• **REQUIREMENT**
Each line below should be copied exactly as it stands.

******
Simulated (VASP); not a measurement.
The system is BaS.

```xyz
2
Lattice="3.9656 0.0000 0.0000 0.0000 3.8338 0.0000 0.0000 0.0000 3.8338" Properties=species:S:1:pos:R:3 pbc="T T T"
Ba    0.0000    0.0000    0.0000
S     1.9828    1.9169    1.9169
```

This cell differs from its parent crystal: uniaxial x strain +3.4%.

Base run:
******

• **WRITTEN REPLY**
Simulated (VASP); not a measurement.
The system is BaS.

```xyz
2
Lattice="3.9656 0.0000 0.0000 0.0000 3.8338 0.0000 0.0000 0.0000 3.8338" Properties=species:S:1:pos:R:3 pbc="T T T"
Ba    0.0000    0.0000    0.0000
S     1.9828    1.9169    1.9169
```

This cell differs from its parent crystal: uniaxial x strain +3.4%.

Base run:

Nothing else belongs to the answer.